▸ **Extracted information**:
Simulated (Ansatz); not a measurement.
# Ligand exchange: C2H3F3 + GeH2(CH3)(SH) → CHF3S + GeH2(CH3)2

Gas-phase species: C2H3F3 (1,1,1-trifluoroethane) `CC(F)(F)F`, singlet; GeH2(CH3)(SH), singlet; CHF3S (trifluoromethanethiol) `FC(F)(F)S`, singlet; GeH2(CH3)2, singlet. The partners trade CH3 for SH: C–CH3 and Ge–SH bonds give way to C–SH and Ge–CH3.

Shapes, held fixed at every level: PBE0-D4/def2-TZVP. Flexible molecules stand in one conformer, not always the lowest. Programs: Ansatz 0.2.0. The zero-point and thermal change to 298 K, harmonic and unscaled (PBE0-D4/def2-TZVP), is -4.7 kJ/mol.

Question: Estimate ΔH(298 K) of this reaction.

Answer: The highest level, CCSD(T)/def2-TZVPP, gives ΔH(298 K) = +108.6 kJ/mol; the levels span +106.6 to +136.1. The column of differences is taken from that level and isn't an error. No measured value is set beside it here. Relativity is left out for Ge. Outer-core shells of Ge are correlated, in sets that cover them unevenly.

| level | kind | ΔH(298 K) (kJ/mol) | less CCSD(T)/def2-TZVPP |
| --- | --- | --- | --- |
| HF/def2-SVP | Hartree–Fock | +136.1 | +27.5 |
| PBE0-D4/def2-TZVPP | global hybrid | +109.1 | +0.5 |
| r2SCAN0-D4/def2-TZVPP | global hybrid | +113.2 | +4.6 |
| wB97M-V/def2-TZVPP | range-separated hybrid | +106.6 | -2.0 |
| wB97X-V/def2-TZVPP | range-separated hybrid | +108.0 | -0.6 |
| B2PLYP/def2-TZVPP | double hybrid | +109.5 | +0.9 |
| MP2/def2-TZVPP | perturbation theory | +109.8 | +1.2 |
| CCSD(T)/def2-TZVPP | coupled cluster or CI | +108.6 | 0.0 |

▸ **Work request**:
Set down, exactly as they appear above, all lines from the one that has "Shapes, held fixed" down to the one that has "Question: Estimate ΔH(298", including those two and no others.

▸ **Answer box**:
Shapes, held fixed at every level: PBE0-D4/def2-TZVP. Flexible molecules stand in one conformer, not always the lowest. Programs: Ansatz 0.2.0. The zero-point and thermal change to 298 K, harmonic and unscaled (PBE0-D4/def2-TZVP), is -4.7 kJ/mol.

Question: Estimate ΔH(298 K) of this reaction.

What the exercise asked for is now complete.